=== Data provided ===
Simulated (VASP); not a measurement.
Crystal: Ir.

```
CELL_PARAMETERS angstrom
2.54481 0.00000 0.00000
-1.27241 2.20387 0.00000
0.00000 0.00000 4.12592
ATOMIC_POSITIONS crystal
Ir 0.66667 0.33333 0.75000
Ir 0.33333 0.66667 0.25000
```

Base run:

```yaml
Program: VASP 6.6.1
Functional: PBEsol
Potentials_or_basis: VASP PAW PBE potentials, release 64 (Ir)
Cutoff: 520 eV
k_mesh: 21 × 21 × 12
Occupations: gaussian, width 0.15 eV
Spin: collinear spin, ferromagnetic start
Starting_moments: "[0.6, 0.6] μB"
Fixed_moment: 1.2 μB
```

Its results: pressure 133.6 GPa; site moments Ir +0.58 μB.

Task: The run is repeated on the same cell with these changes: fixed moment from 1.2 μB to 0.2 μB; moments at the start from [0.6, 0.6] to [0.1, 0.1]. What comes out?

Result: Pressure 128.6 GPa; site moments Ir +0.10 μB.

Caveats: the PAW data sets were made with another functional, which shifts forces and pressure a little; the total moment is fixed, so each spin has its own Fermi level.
===

#### Work task
Write down exactly the span of lines above from the one containing "Task: The run" to the one containing "Result: Pressure 128.6", both ends included.

#### Exercise response
Task: The run is repeated on the same cell with these changes: fixed moment from 1.2 μB to 0.2 μB; moments at the start from [0.6, 0.6] to [0.1, 0.1]. What comes out?

Result: Pressure 128.6 GPa; site moments Ir +0.10 μB.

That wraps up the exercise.